## [Entries shown]
# # # # # # #
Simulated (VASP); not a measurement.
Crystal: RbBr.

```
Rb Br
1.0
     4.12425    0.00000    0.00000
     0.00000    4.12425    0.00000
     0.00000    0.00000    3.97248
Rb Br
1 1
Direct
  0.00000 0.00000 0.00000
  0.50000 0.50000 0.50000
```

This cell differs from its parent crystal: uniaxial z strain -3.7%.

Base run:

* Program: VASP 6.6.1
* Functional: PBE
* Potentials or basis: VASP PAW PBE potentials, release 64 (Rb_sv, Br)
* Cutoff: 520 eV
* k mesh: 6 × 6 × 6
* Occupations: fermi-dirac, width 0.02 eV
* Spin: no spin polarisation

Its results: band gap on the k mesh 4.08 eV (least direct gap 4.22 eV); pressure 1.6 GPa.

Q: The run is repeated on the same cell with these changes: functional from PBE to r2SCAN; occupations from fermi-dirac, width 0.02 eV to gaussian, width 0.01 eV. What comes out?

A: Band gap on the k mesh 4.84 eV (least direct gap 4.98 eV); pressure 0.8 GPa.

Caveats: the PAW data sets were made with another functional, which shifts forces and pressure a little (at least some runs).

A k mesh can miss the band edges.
# # # # # # #

## [Work task]
With every word kept as it is, set down the entries again.

## [Written answer]
Simulated (VASP); not a measurement.
Crystal: RbBr.

```
Rb Br
1.0
     4.12425    0.00000    0.00000
     0.00000    4.12425    0.00000
     0.00000    0.00000    3.97248
Rb Br
1 1
Direct
  0.00000 0.00000 0.00000
  0.50000 0.50000 0.50000
```

This cell differs from its parent crystal: uniaxial z strain -3.7%.

Base run:

* Program: VASP 6.6.1
* Functional: PBE
* Potentials or basis: VASP PAW PBE potentials, release 64 (Rb_sv, Br)
* Cutoff: 520 eV
* k mesh: 6 × 6 × 6
* Occupations: fermi-dirac, width 0.02 eV
* Spin: no spin polarisation

Its results: band gap on the k mesh 4.08 eV (least direct gap 4.22 eV); pressure 1.6 GPa.

Q: The run is repeated on the same cell with these changes: functional from PBE to r2SCAN; occupations from fermi-dirac, width 0.02 eV to gaussian, width 0.01 eV. What comes out?

A: Band gap on the k mesh 4.84 eV (least direct gap 4.98 eV); pressure 0.8 GPa.

Caveats: the PAW data sets were made with another functional, which shifts forces and pressure a little (at least some runs).

A k mesh can miss the band edges.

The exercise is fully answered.